• Work item:
Exactly as written, print each of the entries.

### Data records

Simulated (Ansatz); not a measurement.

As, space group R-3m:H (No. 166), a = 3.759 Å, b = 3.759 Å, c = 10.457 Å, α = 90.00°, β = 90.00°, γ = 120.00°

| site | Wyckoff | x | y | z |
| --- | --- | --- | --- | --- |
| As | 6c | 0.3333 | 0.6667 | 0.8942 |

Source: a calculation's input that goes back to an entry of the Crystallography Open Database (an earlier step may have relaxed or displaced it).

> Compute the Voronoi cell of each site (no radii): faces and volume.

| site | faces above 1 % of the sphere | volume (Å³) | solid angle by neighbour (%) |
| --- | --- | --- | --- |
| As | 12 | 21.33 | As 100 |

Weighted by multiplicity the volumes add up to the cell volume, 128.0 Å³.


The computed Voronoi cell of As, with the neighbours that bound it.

######

• Task solution:
Simulated (Ansatz); not a measurement.

As, space group R-3m:H (No. 166), a = 3.759 Å, b = 3.759 Å, c = 10.457 Å, α = 90.00°, β = 90.00°, γ = 120.00°

| site | Wyckoff | x | y | z |
| --- | --- | --- | --- | --- |
| As | 6c | 0.3333 | 0.6667 | 0.8942 |

Source: a calculation's input that goes back to an entry of the Crystallography Open Database (an earlier step may have relaxed or displaced it).

> Compute the Voronoi cell of each site (no radii): faces and volume.

| site | faces above 1 % of the sphere | volume (Å³) | solid angle by neighbour (%) |
| --- | --- | --- | --- |
| As | 12 | 21.33 | As 100 |

Weighted by multiplicity the volumes add up to the cell volume, 128.0 Å³.


The computed Voronoi cell of As, with the neighbours that bound it.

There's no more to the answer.